**MATERIAL SUPPLIED**
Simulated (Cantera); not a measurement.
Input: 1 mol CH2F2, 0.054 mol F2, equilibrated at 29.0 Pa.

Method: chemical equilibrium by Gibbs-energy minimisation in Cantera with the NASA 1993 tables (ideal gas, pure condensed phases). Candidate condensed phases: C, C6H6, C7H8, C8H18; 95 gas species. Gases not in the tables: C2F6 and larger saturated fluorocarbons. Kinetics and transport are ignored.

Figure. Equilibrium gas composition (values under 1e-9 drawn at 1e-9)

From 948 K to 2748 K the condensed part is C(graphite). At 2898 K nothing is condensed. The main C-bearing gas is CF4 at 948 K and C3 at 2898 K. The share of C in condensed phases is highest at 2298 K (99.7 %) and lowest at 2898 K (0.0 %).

**ACTION ITEM**
Reproduce exactly the lines that run from the start of the records to the line with "Figure. Equilibrium gas", both included.

**EXPECTED ANSWER**
Simulated (Cantera); not a measurement.
Input: 1 mol CH2F2, 0.054 mol F2, equilibrated at 29.0 Pa.

Method: chemical equilibrium by Gibbs-energy minimisation in Cantera with the NASA 1993 tables (ideal gas, pure condensed phases). Candidate condensed phases: C, C6H6, C7H8, C8H18; 95 gas species. Gases not in the tables: C2F6 and larger saturated fluorocarbons. Kinetics and transport are ignored.

Figure. Equilibrium gas composition (values under 1e-9 drawn at 1e-9)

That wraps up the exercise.